<<<<
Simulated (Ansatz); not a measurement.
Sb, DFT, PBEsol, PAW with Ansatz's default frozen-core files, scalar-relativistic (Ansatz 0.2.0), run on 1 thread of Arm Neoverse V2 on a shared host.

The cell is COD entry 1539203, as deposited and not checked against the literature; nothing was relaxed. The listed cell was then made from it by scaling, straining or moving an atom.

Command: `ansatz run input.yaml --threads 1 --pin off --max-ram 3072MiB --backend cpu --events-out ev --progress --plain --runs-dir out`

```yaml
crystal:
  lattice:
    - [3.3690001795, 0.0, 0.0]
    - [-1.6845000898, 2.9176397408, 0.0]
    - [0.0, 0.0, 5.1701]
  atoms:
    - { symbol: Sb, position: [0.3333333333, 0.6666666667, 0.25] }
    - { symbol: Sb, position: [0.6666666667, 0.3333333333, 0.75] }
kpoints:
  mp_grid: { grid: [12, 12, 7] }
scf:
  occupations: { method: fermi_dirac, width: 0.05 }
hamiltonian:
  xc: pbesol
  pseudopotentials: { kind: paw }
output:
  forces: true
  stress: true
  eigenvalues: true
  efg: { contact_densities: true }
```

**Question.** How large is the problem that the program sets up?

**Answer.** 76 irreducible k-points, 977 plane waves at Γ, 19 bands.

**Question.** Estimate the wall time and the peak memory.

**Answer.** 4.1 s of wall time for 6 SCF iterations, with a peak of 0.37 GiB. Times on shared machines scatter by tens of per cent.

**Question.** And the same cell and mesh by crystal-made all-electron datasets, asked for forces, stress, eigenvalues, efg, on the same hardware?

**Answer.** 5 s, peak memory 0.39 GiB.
>>>>

## [WORK ITEM]
Answer by repeating every line of the listing exactly.

## [TASK RESPONSE]
Simulated (Ansatz); not a measurement.
Sb, DFT, PBEsol, PAW with Ansatz's default frozen-core files, scalar-relativistic (Ansatz 0.2.0), run on 1 thread of Arm Neoverse V2 on a shared host.

The cell is COD entry 1539203, as deposited and not checked against the literature; nothing was relaxed. The listed cell was then made from it by scaling, straining or moving an atom.

Command: `ansatz run input.yaml --threads 1 --pin off --max-ram 3072MiB --backend cpu --events-out ev --progress --plain --runs-dir out`

```yaml
crystal:
  lattice:
    - [3.3690001795, 0.0, 0.0]
    - [-1.6845000898, 2.9176397408, 0.0]
    - [0.0, 0.0, 5.1701]
  atoms:
    - { symbol: Sb, position: [0.3333333333, 0.6666666667, 0.25] }
    - { symbol: Sb, position: [0.6666666667, 0.3333333333, 0.75] }
kpoints:
  mp_grid: { grid: [12, 12, 7] }
scf:
  occupations: { method: fermi_dirac, width: 0.05 }
hamiltonian:
  xc: pbesol
  pseudopotentials: { kind: paw }
output:
  forces: true
  stress: true
  eigenvalues: true
  efg: { contact_densities: true }
```

**Question.** How large is the problem that the program sets up?

**Answer.** 76 irreducible k-points, 977 plane waves at Γ, 19 bands.

**Question.** Estimate the wall time and the peak memory.

**Answer.** 4.1 s of wall time for 6 SCF iterations, with a peak of 0.37 GiB. Times on shared machines scatter by tens of per cent.

**Question.** And the same cell and mesh by crystal-made all-electron datasets, asked for forces, stress, eigenvalues, efg, on the same hardware?

**Answer.** 5 s, peak memory 0.39 GiB.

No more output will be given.